◆ Exercise
Output every line from the beginning of the records through the line that contains "VASP 6.6.1 |", exactly as it appears.

◆ Dataset
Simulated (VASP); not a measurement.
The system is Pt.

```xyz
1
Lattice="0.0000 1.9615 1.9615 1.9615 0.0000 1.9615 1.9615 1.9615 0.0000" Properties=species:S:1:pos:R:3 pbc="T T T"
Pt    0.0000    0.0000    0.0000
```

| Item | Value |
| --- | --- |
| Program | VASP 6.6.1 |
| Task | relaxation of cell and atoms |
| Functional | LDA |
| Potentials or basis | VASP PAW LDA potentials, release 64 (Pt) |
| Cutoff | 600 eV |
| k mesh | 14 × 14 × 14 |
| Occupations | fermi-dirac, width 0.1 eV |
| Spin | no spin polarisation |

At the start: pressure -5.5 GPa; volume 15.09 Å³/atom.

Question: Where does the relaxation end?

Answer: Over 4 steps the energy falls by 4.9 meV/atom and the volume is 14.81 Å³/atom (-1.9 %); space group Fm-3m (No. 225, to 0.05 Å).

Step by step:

◆ Task output
Simulated (VASP); not a measurement.
The system is Pt.

```xyz
1
Lattice="0.0000 1.9615 1.9615 1.9615 0.0000 1.9615 1.9615 1.9615 0.0000" Properties=species:S:1:pos:R:3 pbc="T T T"
Pt    0.0000    0.0000    0.0000
```

| Item | Value |
| --- | --- |
| Program | VASP 6.6.1 |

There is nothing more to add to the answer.